INFORMATION SHOWN Start Marker

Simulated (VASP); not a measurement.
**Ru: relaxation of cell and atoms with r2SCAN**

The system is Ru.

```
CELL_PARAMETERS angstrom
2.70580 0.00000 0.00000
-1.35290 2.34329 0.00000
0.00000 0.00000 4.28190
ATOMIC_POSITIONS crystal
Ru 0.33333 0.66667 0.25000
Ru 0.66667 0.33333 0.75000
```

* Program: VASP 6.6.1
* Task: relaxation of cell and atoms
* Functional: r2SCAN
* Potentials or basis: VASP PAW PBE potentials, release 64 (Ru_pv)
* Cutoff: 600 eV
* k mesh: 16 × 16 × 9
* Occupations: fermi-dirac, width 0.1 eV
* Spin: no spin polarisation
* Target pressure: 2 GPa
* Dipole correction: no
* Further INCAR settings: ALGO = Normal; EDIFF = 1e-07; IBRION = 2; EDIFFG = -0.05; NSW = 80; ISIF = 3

INFORMATION SHOWN End Marker

# ACTIVITY
All that belongs in the answer is an exact copy of the lines from the start of the records above through the line with "Dipole correction: no".

# EXERCISE SOLUTION
Simulated (VASP); not a measurement.
**Ru: relaxation of cell and atoms with r2SCAN**

The system is Ru.

```
CELL_PARAMETERS angstrom
2.70580 0.00000 0.00000
-1.35290 2.34329 0.00000
0.00000 0.00000 4.28190
ATOMIC_POSITIONS crystal
Ru 0.33333 0.66667 0.25000
Ru 0.66667 0.33333 0.75000
```

* Program: VASP 6.6.1
* Task: relaxation of cell and atoms
* Functional: r2SCAN
* Potentials or basis: VASP PAW PBE potentials, release 64 (Ru_pv)
* Cutoff: 600 eV
* k mesh: 16 × 16 × 9
* Occupations: fermi-dirac, width 0.1 eV
* Spin: no spin polarisation
* Target pressure: 2 GPa
* Dipole correction: no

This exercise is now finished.